Task item
Go to the line containing "of which sign?" in the records below and print it and every following line exactly, on through the line containing "(counted from 1)?", then stop.

Information supplied
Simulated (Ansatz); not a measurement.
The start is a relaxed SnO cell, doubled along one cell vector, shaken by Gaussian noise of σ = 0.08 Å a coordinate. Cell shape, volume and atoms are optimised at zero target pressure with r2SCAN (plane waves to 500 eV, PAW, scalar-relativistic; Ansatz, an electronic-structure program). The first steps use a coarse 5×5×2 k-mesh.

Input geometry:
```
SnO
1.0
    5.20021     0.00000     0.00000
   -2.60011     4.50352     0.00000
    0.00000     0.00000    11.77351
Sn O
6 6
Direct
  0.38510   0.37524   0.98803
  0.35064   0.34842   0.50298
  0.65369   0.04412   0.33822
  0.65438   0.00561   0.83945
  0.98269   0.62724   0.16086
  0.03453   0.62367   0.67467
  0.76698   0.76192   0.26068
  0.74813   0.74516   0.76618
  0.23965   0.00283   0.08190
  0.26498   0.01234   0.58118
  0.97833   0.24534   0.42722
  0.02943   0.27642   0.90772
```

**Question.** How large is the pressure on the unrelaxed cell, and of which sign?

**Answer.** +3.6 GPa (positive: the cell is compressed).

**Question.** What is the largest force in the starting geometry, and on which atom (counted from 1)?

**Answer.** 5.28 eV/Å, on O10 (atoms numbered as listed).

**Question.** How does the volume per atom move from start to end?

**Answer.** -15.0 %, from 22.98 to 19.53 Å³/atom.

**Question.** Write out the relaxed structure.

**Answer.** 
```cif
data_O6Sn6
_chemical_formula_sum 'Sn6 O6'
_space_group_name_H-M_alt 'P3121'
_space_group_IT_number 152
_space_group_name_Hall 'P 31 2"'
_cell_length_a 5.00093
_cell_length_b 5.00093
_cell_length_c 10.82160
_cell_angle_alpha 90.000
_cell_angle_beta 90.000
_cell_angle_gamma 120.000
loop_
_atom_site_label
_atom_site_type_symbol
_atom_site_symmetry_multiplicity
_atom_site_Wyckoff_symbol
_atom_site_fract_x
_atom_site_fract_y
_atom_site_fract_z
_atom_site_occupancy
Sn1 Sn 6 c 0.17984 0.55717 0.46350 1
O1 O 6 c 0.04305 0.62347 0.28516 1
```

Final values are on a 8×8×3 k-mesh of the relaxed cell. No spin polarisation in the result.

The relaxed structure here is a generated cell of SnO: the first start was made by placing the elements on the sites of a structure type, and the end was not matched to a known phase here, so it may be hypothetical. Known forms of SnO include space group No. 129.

Exercise result
**Question.** How large is the pressure on the unrelaxed cell, and of which sign?

**Answer.** +3.6 GPa (positive: the cell is compressed).

**Question.** What is the largest force in the starting geometry, and on which atom (counted from 1)?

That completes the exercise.